..............................
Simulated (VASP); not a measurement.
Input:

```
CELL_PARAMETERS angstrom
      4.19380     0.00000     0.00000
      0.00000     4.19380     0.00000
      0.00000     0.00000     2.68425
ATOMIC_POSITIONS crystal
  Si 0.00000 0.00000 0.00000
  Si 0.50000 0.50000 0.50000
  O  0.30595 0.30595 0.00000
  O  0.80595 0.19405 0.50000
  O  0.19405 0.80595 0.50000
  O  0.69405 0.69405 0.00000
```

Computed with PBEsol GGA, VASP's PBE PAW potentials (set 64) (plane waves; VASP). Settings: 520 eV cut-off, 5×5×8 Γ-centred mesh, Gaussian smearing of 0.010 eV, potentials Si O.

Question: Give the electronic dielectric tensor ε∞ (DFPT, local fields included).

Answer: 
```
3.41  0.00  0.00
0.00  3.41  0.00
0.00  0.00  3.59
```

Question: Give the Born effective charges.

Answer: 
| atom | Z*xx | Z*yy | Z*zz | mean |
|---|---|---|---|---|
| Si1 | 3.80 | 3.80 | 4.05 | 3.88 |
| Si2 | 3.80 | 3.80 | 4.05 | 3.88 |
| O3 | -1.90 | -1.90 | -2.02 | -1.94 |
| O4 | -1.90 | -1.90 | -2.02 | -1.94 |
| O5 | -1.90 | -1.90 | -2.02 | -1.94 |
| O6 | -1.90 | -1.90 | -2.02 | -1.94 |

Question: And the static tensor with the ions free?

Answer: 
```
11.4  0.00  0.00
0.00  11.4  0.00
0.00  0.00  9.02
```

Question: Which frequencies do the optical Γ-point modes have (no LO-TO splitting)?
..............................

*Work instruction*.
Repeat verbatim the opening run of entries, ending with the line that contains "Computed with PBEsol".

*Reply*.
Simulated (VASP); not a measurement.
Input:

```
CELL_PARAMETERS angstrom
      4.19380     0.00000     0.00000
      0.00000     4.19380     0.00000
      0.00000     0.00000     2.68425
ATOMIC_POSITIONS crystal
  Si 0.00000 0.00000 0.00000
  Si 0.50000 0.50000 0.50000
  O  0.30595 0.30595 0.00000
  O  0.80595 0.19405 0.50000
  O  0.19405 0.80595 0.50000
  O  0.69405 0.69405 0.00000
```

Computed with PBEsol GGA, VASP's PBE PAW potentials (set 64) (plane waves; VASP). Settings: 520 eV cut-off, 5×5×8 Γ-centred mesh, Gaussian smearing of 0.010 eV, potentials Si O.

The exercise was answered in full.